→ ACTIVITY:
Please copy the lines below exactly, from the first one through the line showing "on the ring.".

→ DATASET CONTENT:
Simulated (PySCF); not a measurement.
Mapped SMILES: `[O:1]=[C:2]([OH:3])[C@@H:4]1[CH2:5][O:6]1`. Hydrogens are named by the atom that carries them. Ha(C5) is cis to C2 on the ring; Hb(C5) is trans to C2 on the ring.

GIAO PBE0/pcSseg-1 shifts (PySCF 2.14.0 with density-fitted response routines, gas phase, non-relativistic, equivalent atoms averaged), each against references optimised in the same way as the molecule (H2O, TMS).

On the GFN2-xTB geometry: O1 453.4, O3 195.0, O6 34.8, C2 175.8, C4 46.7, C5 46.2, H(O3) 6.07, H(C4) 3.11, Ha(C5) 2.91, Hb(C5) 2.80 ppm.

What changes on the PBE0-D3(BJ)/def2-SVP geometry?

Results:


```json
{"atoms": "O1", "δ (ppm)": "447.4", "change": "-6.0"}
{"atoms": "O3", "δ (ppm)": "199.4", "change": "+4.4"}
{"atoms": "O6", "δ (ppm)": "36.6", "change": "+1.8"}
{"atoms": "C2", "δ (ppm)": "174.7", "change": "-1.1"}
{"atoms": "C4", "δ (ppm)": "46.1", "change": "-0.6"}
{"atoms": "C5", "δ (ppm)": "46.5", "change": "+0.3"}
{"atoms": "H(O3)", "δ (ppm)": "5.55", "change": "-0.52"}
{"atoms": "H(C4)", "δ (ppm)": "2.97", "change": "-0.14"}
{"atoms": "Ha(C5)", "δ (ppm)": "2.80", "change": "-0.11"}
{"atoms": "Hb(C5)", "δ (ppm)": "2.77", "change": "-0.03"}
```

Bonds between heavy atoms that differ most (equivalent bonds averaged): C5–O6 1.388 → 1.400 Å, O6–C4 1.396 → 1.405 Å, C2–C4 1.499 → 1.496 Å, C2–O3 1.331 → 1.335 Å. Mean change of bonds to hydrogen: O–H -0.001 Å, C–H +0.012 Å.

→ ANSWER BOX:
Simulated (PySCF); not a measurement.
Mapped SMILES: `[O:1]=[C:2]([OH:3])[C@@H:4]1[CH2:5][O:6]1`. Hydrogens are named by the atom that carries them. Ha(C5) is cis to C2 on the ring; Hb(C5) is trans to C2 on the ring.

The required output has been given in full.